Records provided:

***

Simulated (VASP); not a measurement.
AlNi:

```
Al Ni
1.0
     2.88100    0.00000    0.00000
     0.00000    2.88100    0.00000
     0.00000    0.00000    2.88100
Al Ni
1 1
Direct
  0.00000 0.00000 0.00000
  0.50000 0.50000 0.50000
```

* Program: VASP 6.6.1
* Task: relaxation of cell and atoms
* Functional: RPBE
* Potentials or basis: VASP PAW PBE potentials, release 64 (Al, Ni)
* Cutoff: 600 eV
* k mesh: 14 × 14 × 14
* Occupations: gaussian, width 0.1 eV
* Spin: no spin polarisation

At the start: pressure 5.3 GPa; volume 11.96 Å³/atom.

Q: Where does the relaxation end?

***

Work order: The response must be an exact reproduction of all the entries.

Your response:
Simulated (VASP); not a measurement.
AlNi:

```
Al Ni
1.0
     2.88100    0.00000    0.00000
     0.00000    2.88100    0.00000
     0.00000    0.00000    2.88100
Al Ni
1 1
Direct
  0.00000 0.00000 0.00000
  0.50000 0.50000 0.50000
```

* Program: VASP 6.6.1
* Task: relaxation of cell and atoms
* Functional: RPBE
* Potentials or basis: VASP PAW PBE potentials, release 64 (Al, Ni)
* Cutoff: 600 eV
* k mesh: 14 × 14 × 14
* Occupations: gaussian, width 0.1 eV
* Spin: no spin polarisation

At the start: pressure 5.3 GPa; volume 11.96 Å³/atom.

Q: Where does the relaxation end?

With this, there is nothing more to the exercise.